ACTION ITEM >>
Leaving nothing out, print each line of the material exactly.

==== MATERIAL SHOWN ====

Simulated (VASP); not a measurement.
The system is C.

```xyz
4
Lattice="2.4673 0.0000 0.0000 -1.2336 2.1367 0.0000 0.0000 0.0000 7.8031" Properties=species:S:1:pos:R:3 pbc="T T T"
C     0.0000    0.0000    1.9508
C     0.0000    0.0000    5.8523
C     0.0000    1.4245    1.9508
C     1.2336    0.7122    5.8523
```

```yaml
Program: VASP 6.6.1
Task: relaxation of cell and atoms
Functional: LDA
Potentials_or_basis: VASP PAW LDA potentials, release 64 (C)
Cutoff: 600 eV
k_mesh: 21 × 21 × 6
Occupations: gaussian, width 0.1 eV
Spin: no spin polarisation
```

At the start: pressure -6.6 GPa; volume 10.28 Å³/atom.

====

TASK SOLUTION >>
Simulated (VASP); not a measurement.
The system is C.

```xyz
4
Lattice="2.4673 0.0000 0.0000 -1.2336 2.1367 0.0000 0.0000 0.0000 7.8031" Properties=species:S:1:pos:R:3 pbc="T T T"
C     0.0000    0.0000    1.9508
C     0.0000    0.0000    5.8523
C     0.0000    1.4245    1.9508
C     1.2336    0.7122    5.8523
```

```yaml
Program: VASP 6.6.1
Task: relaxation of cell and atoms
Functional: LDA
Potentials_or_basis: VASP PAW LDA potentials, release 64 (C)
Cutoff: 600 eV
k_mesh: 21 × 21 × 6
Occupations: gaussian, width 0.1 eV
Spin: no spin polarisation
```

At the start: pressure -6.6 GPa; volume 10.28 Å³/atom.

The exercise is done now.